####################

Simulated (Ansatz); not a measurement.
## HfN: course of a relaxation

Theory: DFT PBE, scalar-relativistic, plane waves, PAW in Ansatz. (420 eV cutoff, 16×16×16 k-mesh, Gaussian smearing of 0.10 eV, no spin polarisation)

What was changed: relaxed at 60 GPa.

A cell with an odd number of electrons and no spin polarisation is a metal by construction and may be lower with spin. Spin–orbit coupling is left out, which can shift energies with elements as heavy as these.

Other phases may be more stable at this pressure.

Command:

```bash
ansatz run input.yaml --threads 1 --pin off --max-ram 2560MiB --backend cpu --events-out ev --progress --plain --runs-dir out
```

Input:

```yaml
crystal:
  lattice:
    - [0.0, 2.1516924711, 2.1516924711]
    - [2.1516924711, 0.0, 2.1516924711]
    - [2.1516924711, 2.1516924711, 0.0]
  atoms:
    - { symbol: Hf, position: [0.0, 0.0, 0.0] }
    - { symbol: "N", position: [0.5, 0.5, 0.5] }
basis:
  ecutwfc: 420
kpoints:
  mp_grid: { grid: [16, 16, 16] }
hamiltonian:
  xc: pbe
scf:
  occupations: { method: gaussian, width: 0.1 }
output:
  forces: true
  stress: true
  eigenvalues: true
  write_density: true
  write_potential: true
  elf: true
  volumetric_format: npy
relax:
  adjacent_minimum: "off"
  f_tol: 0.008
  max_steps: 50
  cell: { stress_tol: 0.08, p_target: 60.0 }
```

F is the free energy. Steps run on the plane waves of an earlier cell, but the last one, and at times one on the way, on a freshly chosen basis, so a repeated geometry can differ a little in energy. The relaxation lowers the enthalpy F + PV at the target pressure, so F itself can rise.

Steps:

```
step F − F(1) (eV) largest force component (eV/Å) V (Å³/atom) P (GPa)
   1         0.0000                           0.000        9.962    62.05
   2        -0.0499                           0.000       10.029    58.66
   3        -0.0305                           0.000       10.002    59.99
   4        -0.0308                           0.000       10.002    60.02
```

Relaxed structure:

####################

Work item:
The lines of the data, from the first through the one containing "A cell with", are to be transcribed exactly.

Result:
Simulated (Ansatz); not a measurement.
## HfN: course of a relaxation

Theory: DFT PBE, scalar-relativistic, plane waves, PAW in Ansatz. (420 eV cutoff, 16×16×16 k-mesh, Gaussian smearing of 0.10 eV, no spin polarisation)

What was changed: relaxed at 60 GPa.

A cell with an odd number of electrons and no spin polarisation is a metal by construction and may be lower with spin. Spin–orbit coupling is left out, which can shift energies with elements as heavy as these.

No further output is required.